**THE DATA:**
- - -

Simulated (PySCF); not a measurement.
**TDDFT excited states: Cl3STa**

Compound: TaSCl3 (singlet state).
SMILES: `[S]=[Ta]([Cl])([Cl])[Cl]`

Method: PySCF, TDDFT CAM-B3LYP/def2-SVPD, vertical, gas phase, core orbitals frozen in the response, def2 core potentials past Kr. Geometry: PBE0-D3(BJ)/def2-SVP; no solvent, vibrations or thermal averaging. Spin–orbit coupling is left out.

- - -

**TASK ITEM:**
Every entry in the listing above is to be repeated verbatim.

**SOLUTION:**
Simulated (PySCF); not a measurement.
**TDDFT excited states: Cl3STa**

Compound: TaSCl3 (singlet state).
SMILES: `[S]=[Ta]([Cl])([Cl])[Cl]`

Method: PySCF, TDDFT CAM-B3LYP/def2-SVPD, vertical, gas phase, core orbitals frozen in the response, def2 core potentials past Kr. Geometry: PBE0-D3(BJ)/def2-SVP; no solvent, vibrations or thermal averaging. Spin–orbit coupling is left out.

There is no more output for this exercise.